| Work order |
Only the lines from the top of the data through the line with "G. ring C1–Si2–C3–Si4" should be repeated, each exactly as written.

BEGIN

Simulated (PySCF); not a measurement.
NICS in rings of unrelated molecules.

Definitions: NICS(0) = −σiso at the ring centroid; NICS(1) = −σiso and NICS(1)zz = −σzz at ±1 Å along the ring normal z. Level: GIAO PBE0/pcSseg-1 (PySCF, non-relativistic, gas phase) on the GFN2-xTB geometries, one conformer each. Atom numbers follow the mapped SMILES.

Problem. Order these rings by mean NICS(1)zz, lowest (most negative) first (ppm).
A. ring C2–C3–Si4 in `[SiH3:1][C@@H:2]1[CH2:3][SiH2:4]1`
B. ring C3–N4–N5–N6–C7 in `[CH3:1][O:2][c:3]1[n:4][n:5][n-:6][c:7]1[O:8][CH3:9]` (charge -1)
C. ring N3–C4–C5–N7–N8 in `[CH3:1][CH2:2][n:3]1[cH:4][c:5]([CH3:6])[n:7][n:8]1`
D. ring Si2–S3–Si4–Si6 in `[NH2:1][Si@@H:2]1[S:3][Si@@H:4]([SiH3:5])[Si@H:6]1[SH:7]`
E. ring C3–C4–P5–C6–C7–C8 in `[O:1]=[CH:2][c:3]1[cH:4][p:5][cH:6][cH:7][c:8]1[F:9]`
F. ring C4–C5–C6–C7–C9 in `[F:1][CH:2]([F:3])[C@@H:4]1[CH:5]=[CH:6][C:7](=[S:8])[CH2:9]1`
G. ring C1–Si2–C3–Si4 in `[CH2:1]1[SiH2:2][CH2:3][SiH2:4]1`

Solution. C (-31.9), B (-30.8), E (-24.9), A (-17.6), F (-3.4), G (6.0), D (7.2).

END

| Response |
Simulated (PySCF); not a measurement.
NICS in rings of unrelated molecules.

Definitions: NICS(0) = −σiso at the ring centroid; NICS(1) = −σiso and NICS(1)zz = −σzz at ±1 Å along the ring normal z. Level: GIAO PBE0/pcSseg-1 (PySCF, non-relativistic, gas phase) on the GFN2-xTB geometries, one conformer each. Atom numbers follow the mapped SMILES.

Problem. Order these rings by mean NICS(1)zz, lowest (most negative) first (ppm).
A. ring C2–C3–Si4 in `[SiH3:1][C@@H:2]1[CH2:3][SiH2:4]1`
B. ring C3–N4–N5–N6–C7 in `[CH3:1][O:2][c:3]1[n:4][n:5][n-:6][c:7]1[O:8][CH3:9]` (charge -1)
C. ring N3–C4–C5–N7–N8 in `[CH3:1][CH2:2][n:3]1[cH:4][c:5]([CH3:6])[n:7][n:8]1`
D. ring Si2–S3–Si4–Si6 in `[NH2:1][Si@@H:2]1[S:3][Si@@H:4]([SiH3:5])[Si@H:6]1[SH:7]`
E. ring C3–C4–P5–C6–C7–C8 in `[O:1]=[CH:2][c:3]1[cH:4][p:5][cH:6][cH:7][c:8]1[F:9]`
F. ring C4–C5–C6–C7–C9 in `[F:1][CH:2]([F:3])[C@@H:4]1[CH:5]=[CH:6][C:7](=[S:8])[CH2:9]1`
G. ring C1–Si2–C3–Si4 in `[CH2:1]1[SiH2:2][CH2:3][SiH2:4]1`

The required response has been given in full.